**Action item:**
From the first line through the last, transcribe the listing word for word.

**The data:**
+-------+

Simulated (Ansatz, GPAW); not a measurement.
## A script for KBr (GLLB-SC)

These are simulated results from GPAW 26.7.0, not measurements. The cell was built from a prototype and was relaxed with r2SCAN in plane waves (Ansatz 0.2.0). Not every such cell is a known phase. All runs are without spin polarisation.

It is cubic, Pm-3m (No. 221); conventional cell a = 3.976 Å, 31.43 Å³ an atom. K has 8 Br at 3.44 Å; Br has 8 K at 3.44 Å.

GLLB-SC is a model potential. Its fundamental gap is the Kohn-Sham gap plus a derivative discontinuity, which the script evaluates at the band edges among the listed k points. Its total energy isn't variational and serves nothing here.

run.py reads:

+-------+

**Task solution:**
Simulated (Ansatz, GPAW); not a measurement.
## A script for KBr (GLLB-SC)

These are simulated results from GPAW 26.7.0, not measurements. The cell was built from a prototype and was relaxed with r2SCAN in plane waves (Ansatz 0.2.0). Not every such cell is a known phase. All runs are without spin polarisation.

It is cubic, Pm-3m (No. 221); conventional cell a = 3.976 Å, 31.43 Å³ an atom. K has 8 Br at 3.44 Å; Br has 8 K at 3.44 Å.

GLLB-SC is a model potential. Its fundamental gap is the Kohn-Sham gap plus a derivative discontinuity, which the script evaluates at the band edges among the listed k points. Its total energy isn't variational and serves nothing here.

run.py reads:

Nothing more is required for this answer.